<<<<

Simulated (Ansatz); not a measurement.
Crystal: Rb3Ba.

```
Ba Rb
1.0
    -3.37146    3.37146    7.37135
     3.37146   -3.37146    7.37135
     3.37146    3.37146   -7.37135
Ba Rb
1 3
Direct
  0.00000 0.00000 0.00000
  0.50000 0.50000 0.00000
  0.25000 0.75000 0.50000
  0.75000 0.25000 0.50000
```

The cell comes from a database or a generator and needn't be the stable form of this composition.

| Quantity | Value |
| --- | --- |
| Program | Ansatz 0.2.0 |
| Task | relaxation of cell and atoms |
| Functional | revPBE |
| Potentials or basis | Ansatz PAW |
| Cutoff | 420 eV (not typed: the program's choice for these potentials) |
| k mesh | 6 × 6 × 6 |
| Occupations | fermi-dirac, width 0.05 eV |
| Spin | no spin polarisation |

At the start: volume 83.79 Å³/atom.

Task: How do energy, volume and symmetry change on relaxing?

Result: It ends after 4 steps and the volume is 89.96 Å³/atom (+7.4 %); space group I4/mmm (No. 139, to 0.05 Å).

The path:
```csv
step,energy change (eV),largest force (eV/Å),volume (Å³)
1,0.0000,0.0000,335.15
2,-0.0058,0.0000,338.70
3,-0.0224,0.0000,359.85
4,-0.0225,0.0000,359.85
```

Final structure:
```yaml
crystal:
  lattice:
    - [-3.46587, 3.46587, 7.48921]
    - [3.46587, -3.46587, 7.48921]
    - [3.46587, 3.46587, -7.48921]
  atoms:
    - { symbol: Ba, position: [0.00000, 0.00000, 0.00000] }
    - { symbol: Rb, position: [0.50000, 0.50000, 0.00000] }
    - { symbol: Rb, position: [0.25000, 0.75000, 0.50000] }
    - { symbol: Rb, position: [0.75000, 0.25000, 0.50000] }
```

>>>>

When you retype the data above, start at its first line, stop after the line containing "Task: How do", and leave out everything else.

• _YOUR RESPONSE_
Simulated (Ansatz); not a measurement.
Crystal: Rb3Ba.

```
Ba Rb
1.0
    -3.37146    3.37146    7.37135
     3.37146   -3.37146    7.37135
     3.37146    3.37146   -7.37135
Ba Rb
1 3
Direct
  0.00000 0.00000 0.00000
  0.50000 0.50000 0.00000
  0.25000 0.75000 0.50000
  0.75000 0.25000 0.50000
```

The cell comes from a database or a generator and needn't be the stable form of this composition.

| Quantity | Value |
| --- | --- |
| Program | Ansatz 0.2.0 |
| Task | relaxation of cell and atoms |
| Functional | revPBE |
| Potentials or basis | Ansatz PAW |
| Cutoff | 420 eV (not typed: the program's choice for these potentials) |
| k mesh | 6 × 6 × 6 |
| Occupations | fermi-dirac, width 0.05 eV |
| Spin | no spin polarisation |

At the start: volume 83.79 Å³/atom.

Task: How do energy, volume and symmetry change on relaxing?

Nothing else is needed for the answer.